■ **ASSIGNMENT**
Would you retype every entry that follows without altering a word?

■ **GIVEN RECORDS**
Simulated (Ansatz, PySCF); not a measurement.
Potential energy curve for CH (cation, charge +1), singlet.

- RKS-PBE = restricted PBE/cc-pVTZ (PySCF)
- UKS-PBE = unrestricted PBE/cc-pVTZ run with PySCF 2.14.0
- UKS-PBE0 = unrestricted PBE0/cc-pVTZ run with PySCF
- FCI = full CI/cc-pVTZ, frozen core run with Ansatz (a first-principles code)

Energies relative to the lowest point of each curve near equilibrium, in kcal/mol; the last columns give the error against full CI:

■ **TASK OUTPUT**
Simulated (Ansatz, PySCF); not a measurement.
Potential energy curve for CH (cation, charge +1), singlet.

- RKS-PBE = restricted PBE/cc-pVTZ (PySCF)
- UKS-PBE = unrestricted PBE/cc-pVTZ run with PySCF 2.14.0
- UKS-PBE0 = unrestricted PBE0/cc-pVTZ run with PySCF
- FCI = full CI/cc-pVTZ, frozen core run with Ansatz (a first-principles code)

Energies relative to the lowest point of each curve near equilibrium, in kcal/mol; the last columns give the error against full CI:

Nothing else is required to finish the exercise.